> **EXERCISE**: The expected answer is the set of lines in the data below between the line holding "Hardware: 1 thread" and the line holding "Question: Estimate the wall time of this run.", inclusive, written out exactly.

> **AVAILABLE DATA**:
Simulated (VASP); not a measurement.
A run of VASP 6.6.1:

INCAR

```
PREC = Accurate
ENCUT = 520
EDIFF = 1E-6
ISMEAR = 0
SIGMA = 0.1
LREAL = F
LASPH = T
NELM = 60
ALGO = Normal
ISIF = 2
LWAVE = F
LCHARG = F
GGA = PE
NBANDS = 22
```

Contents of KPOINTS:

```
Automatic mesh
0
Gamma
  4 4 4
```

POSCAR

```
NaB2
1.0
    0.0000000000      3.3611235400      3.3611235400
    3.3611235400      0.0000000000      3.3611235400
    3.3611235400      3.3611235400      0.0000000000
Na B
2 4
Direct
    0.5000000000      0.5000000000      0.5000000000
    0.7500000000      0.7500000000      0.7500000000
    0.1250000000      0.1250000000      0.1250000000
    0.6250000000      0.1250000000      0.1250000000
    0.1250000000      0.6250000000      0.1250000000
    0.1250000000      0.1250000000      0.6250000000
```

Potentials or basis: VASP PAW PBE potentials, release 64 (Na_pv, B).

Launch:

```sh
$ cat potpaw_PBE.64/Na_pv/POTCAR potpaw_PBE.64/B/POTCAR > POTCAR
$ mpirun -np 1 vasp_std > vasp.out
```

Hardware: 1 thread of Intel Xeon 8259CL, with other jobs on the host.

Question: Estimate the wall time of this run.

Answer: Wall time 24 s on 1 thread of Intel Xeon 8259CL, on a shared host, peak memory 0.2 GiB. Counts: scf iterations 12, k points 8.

> **WRITTEN RESPONSE**:
Hardware: 1 thread of Intel Xeon 8259CL, with other jobs on the host.

Question: Estimate the wall time of this run.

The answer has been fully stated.